▶ _Recorded information_
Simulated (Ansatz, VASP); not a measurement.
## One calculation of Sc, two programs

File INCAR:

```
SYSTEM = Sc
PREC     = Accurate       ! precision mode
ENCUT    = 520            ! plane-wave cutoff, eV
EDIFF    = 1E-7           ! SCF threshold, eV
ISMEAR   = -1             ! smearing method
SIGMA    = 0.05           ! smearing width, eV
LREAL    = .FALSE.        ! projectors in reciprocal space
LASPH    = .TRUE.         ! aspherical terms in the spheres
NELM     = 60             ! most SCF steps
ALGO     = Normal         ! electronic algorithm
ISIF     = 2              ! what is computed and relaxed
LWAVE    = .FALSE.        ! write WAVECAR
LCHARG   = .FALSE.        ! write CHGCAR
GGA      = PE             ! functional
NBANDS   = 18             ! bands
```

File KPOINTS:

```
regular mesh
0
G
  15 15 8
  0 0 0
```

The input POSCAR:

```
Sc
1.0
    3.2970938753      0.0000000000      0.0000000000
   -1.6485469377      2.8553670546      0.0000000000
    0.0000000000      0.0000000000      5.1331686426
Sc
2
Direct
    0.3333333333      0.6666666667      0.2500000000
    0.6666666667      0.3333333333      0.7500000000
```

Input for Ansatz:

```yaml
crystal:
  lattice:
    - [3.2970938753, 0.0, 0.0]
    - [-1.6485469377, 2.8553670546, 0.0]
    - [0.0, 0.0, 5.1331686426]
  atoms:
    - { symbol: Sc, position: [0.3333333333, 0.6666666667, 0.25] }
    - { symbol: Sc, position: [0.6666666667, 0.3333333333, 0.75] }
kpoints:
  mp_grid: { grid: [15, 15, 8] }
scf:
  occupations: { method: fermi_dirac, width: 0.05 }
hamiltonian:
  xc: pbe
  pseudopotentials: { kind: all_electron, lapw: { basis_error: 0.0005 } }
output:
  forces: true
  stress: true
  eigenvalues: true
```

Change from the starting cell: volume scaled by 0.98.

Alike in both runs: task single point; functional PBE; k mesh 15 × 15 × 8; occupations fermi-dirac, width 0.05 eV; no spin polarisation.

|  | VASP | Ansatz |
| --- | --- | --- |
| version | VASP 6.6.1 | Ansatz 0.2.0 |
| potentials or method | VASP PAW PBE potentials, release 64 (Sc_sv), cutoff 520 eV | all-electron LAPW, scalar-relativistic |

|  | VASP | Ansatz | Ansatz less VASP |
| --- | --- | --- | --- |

▶ _Work instruction_
All lines from the beginning of the listing through the one with "less VASP |" are to be restated word for word, and only those.

▶ _Task answer_
Simulated (Ansatz, VASP); not a measurement.
## One calculation of Sc, two programs

File INCAR:

```
SYSTEM = Sc
PREC     = Accurate       ! precision mode
ENCUT    = 520            ! plane-wave cutoff, eV
EDIFF    = 1E-7           ! SCF threshold, eV
ISMEAR   = -1             ! smearing method
SIGMA    = 0.05           ! smearing width, eV
LREAL    = .FALSE.        ! projectors in reciprocal space
LASPH    = .TRUE.         ! aspherical terms in the spheres
NELM     = 60             ! most SCF steps
ALGO     = Normal         ! electronic algorithm
ISIF     = 2              ! what is computed and relaxed
LWAVE    = .FALSE.        ! write WAVECAR
LCHARG   = .FALSE.        ! write CHGCAR
GGA      = PE             ! functional
NBANDS   = 18             ! bands
```

File KPOINTS:

```
regular mesh
0
G
  15 15 8
  0 0 0
```

The input POSCAR:

```
Sc
1.0
    3.2970938753      0.0000000000      0.0000000000
   -1.6485469377      2.8553670546      0.0000000000
    0.0000000000      0.0000000000      5.1331686426
Sc
2
Direct
    0.3333333333      0.6666666667      0.2500000000
    0.6666666667      0.3333333333      0.7500000000
```

Input for Ansatz:

```yaml
crystal:
  lattice:
    - [3.2970938753, 0.0, 0.0]
    - [-1.6485469377, 2.8553670546, 0.0]
    - [0.0, 0.0, 5.1331686426]
  atoms:
    - { symbol: Sc, position: [0.3333333333, 0.6666666667, 0.25] }
    - { symbol: Sc, position: [0.6666666667, 0.3333333333, 0.75] }
kpoints:
  mp_grid: { grid: [15, 15, 8] }
scf:
  occupations: { method: fermi_dirac, width: 0.05 }
hamiltonian:
  xc: pbe
  pseudopotentials: { kind: all_electron, lapw: { basis_error: 0.0005 } }
output:
  forces: true
  stress: true
  eigenvalues: true
```

Change from the starting cell: volume scaled by 0.98.

Alike in both runs: task single point; functional PBE; k mesh 15 × 15 × 8; occupations fermi-dirac, width 0.05 eV; no spin polarisation.

|  | VASP | Ansatz |
| --- | --- | --- |
| version | VASP 6.6.1 | Ansatz 0.2.0 |
| potentials or method | VASP PAW PBE potentials, release 64 (Sc_sv), cutoff 520 eV | all-electron LAPW, scalar-relativistic |

|  | VASP | Ansatz | Ansatz less VASP |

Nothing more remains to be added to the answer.